[Records shown — start]
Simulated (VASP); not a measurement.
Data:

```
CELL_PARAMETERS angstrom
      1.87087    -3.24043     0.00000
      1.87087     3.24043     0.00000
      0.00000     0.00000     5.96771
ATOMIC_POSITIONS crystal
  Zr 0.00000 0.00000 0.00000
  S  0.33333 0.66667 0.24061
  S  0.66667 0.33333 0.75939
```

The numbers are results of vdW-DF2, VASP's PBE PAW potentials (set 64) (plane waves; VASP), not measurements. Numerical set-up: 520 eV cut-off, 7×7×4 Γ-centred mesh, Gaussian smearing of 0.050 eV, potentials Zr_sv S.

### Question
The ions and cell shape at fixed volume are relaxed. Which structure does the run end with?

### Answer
[Records shown — finish]

Work task =
In the data above, start at the line that has "### Question", stop after the line that has "The ions and", and print every line in between exactly as it stands.

Written answer =
### Question
The ions and cell shape at fixed volume are relaxed. Which structure does the run end with?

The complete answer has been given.